PROVIDED INFORMATION>
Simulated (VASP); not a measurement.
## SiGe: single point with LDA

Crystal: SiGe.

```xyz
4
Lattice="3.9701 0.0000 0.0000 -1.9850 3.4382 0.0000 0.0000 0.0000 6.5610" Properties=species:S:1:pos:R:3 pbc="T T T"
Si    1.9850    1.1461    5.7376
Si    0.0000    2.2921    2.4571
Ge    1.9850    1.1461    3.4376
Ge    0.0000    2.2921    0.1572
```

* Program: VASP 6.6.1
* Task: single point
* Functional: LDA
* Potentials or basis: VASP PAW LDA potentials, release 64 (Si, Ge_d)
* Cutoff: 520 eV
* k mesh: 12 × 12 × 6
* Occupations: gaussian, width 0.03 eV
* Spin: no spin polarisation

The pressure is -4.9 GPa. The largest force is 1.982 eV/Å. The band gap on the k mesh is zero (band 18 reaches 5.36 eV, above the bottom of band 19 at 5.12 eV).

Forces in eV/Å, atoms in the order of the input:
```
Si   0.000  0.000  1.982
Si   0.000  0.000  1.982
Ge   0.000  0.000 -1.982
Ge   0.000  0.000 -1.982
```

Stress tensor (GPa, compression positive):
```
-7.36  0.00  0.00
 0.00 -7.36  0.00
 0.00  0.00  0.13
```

ASSIGNED TASK>
Your task is to transcribe each record faithfully and in full.

RESPONSE BOX>
Simulated (VASP); not a measurement.
## SiGe: single point with LDA

Crystal: SiGe.

```xyz
4
Lattice="3.9701 0.0000 0.0000 -1.9850 3.4382 0.0000 0.0000 0.0000 6.5610" Properties=species:S:1:pos:R:3 pbc="T T T"
Si    1.9850    1.1461    5.7376
Si    0.0000    2.2921    2.4571
Ge    1.9850    1.1461    3.4376
Ge    0.0000    2.2921    0.1572
```

* Program: VASP 6.6.1
* Task: single point
* Functional: LDA
* Potentials or basis: VASP PAW LDA potentials, release 64 (Si, Ge_d)
* Cutoff: 520 eV
* k mesh: 12 × 12 × 6
* Occupations: gaussian, width 0.03 eV
* Spin: no spin polarisation

The pressure is -4.9 GPa. The largest force is 1.982 eV/Å. The band gap on the k mesh is zero (band 18 reaches 5.36 eV, above the bottom of band 19 at 5.12 eV).

Forces in eV/Å, atoms in the order of the input:
```
Si   0.000  0.000  1.982
Si   0.000  0.000  1.982
Ge   0.000  0.000 -1.982
Ge   0.000  0.000 -1.982
```

Stress tensor (GPa, compression positive):
```
-7.36  0.00  0.00
 0.00 -7.36  0.00
 0.00  0.00  0.13
```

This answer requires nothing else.